* _Excerpted data_
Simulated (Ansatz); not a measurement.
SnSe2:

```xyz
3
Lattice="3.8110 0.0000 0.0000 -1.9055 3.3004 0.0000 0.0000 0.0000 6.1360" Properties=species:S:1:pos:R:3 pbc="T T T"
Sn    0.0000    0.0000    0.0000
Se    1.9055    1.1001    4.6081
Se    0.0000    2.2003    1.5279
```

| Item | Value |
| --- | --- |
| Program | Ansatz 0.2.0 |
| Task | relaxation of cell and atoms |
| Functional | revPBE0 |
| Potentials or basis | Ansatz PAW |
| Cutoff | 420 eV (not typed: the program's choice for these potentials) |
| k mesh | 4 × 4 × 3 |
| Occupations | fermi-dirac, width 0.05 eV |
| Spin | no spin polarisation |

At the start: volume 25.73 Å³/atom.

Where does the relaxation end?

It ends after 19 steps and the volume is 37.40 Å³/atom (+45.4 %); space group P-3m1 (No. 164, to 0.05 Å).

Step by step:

* _Work item_
Repeat the data in full. Nothing may be dropped or altered.

* _Exercise result_
Simulated (Ansatz); not a measurement.
SnSe2:

```xyz
3
Lattice="3.8110 0.0000 0.0000 -1.9055 3.3004 0.0000 0.0000 0.0000 6.1360" Properties=species:S:1:pos:R:3 pbc="T T T"
Sn    0.0000    0.0000    0.0000
Se    1.9055    1.1001    4.6081
Se    0.0000    2.2003    1.5279
```

| Item | Value |
| --- | --- |
| Program | Ansatz 0.2.0 |
| Task | relaxation of cell and atoms |
| Functional | revPBE0 |
| Potentials or basis | Ansatz PAW |
| Cutoff | 420 eV (not typed: the program's choice for these potentials) |
| k mesh | 4 × 4 × 3 |
| Occupations | fermi-dirac, width 0.05 eV |
| Spin | no spin polarisation |

At the start: volume 25.73 Å³/atom.

Where does the relaxation end?

It ends after 19 steps and the volume is 37.40 Å³/atom (+45.4 %); space group P-3m1 (No. 164, to 0.05 Å).

Step by step:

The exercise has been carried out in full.